* **WORK ORDER**
Output the full set of records exactly.

* **PROVIDED INFORMATION**
==================================================
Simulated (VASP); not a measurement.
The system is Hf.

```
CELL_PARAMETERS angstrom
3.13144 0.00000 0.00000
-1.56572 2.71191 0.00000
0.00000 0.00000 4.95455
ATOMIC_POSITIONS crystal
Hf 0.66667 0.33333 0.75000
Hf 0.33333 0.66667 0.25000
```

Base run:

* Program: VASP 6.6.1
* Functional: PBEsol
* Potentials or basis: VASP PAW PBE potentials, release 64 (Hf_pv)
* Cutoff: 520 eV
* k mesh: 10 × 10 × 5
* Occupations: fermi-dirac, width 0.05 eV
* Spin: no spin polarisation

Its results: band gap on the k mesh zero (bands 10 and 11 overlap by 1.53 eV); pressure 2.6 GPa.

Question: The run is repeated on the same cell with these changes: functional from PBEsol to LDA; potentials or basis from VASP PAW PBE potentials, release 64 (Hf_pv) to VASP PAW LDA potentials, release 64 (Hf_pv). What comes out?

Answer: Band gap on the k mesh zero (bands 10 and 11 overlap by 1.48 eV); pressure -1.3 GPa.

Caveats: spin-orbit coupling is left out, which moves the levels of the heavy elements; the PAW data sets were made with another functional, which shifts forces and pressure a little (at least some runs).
==================================================

* **ANSWER AREA**
Simulated (VASP); not a measurement.
The system is Hf.

```
CELL_PARAMETERS angstrom
3.13144 0.00000 0.00000
-1.56572 2.71191 0.00000
0.00000 0.00000 4.95455
ATOMIC_POSITIONS crystal
Hf 0.66667 0.33333 0.75000
Hf 0.33333 0.66667 0.25000
```

Base run:

* Program: VASP 6.6.1
* Functional: PBEsol
* Potentials or basis: VASP PAW PBE potentials, release 64 (Hf_pv)
* Cutoff: 520 eV
* k mesh: 10 × 10 × 5
* Occupations: fermi-dirac, width 0.05 eV
* Spin: no spin polarisation

Its results: band gap on the k mesh zero (bands 10 and 11 overlap by 1.53 eV); pressure 2.6 GPa.

Question: The run is repeated on the same cell with these changes: functional from PBEsol to LDA; potentials or basis from VASP PAW PBE potentials, release 64 (Hf_pv) to VASP PAW LDA potentials, release 64 (Hf_pv). What comes out?

Answer: Band gap on the k mesh zero (bands 10 and 11 overlap by 1.48 eV); pressure -1.3 GPa.

Caveats: spin-orbit coupling is left out, which moves the levels of the heavy elements; the PAW data sets were made with another functional, which shifts forces and pressure a little (at least some runs).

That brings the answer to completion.